### SUPPLIED ENTRIES
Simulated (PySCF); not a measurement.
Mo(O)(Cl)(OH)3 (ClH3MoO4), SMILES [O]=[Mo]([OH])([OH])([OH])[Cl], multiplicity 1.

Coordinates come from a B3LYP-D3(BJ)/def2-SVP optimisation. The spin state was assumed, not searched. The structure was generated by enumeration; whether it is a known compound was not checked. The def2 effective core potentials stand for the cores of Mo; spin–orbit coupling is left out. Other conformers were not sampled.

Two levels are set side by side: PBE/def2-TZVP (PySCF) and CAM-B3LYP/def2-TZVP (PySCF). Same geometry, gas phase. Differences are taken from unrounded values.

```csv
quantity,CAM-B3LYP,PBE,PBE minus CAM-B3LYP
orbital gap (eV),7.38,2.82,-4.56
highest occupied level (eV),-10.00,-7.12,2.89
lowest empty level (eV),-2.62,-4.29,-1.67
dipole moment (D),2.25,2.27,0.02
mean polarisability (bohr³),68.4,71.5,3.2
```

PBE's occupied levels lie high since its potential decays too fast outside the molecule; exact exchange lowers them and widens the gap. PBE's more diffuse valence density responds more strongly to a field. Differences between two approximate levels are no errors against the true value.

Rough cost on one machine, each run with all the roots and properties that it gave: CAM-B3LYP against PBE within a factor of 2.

### WORK ITEM
Produce the whole listing again, exactly as it reads above.

### SOLUTION
Simulated (PySCF); not a measurement.
Mo(O)(Cl)(OH)3 (ClH3MoO4), SMILES [O]=[Mo]([OH])([OH])([OH])[Cl], multiplicity 1.

Coordinates come from a B3LYP-D3(BJ)/def2-SVP optimisation. The spin state was assumed, not searched. The structure was generated by enumeration; whether it is a known compound was not checked. The def2 effective core potentials stand for the cores of Mo; spin–orbit coupling is left out. Other conformers were not sampled.

Two levels are set side by side: PBE/def2-TZVP (PySCF) and CAM-B3LYP/def2-TZVP (PySCF). Same geometry, gas phase. Differences are taken from unrounded values.

```csv
quantity,CAM-B3LYP,PBE,PBE minus CAM-B3LYP
orbital gap (eV),7.38,2.82,-4.56
highest occupied level (eV),-10.00,-7.12,2.89
lowest empty level (eV),-2.62,-4.29,-1.67
dipole moment (D),2.25,2.27,0.02
mean polarisability (bohr³),68.4,71.5,3.2
```

PBE's occupied levels lie high since its potential decays too fast outside the molecule; exact exchange lowers them and widens the gap. PBE's more diffuse valence density responds more strongly to a field. Differences between two approximate levels are no errors against the true value.

Rough cost on one machine, each run with all the roots and properties that it gave: CAM-B3LYP against PBE within a factor of 2.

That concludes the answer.